■ Work instruction ■
Return every entry exactly.

■ Information given ■
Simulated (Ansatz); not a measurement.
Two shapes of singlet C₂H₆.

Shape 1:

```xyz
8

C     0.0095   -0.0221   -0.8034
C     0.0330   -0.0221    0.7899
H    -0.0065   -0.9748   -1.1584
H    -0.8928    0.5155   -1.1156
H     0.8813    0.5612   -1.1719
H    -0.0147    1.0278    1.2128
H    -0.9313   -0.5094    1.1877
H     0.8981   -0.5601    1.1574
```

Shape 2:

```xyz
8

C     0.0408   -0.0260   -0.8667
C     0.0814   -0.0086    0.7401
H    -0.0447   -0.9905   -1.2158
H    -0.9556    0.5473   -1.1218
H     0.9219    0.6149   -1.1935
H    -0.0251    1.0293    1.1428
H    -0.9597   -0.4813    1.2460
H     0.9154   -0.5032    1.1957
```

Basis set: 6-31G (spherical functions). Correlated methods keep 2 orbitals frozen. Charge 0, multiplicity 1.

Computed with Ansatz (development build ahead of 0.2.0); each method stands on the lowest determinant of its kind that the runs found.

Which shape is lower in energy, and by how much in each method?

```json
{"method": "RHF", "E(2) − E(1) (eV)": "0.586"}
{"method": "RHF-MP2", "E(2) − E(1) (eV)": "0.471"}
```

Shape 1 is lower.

■ Problem solution ■
Simulated (Ansatz); not a measurement.
Two shapes of singlet C₂H₆.

Shape 1:

```xyz
8

C     0.0095   -0.0221   -0.8034
C     0.0330   -0.0221    0.7899
H    -0.0065   -0.9748   -1.1584
H    -0.8928    0.5155   -1.1156
H     0.8813    0.5612   -1.1719
H    -0.0147    1.0278    1.2128
H    -0.9313   -0.5094    1.1877
H     0.8981   -0.5601    1.1574
```

Shape 2:

```xyz
8

C     0.0408   -0.0260   -0.8667
C     0.0814   -0.0086    0.7401
H    -0.0447   -0.9905   -1.2158
H    -0.9556    0.5473   -1.1218
H     0.9219    0.6149   -1.1935
H    -0.0251    1.0293    1.1428
H    -0.9597   -0.4813    1.2460
H     0.9154   -0.5032    1.1957
```

Basis set: 6-31G (spherical functions). Correlated methods keep 2 orbitals frozen. Charge 0, multiplicity 1.

Computed with Ansatz (development build ahead of 0.2.0); each method stands on the lowest determinant of its kind that the runs found.

Which shape is lower in energy, and by how much in each method?

```json
{"method": "RHF", "E(2) − E(1) (eV)": "0.586"}
{"method": "RHF-MP2", "E(2) − E(1) (eV)": "0.471"}
```

Shape 1 is lower.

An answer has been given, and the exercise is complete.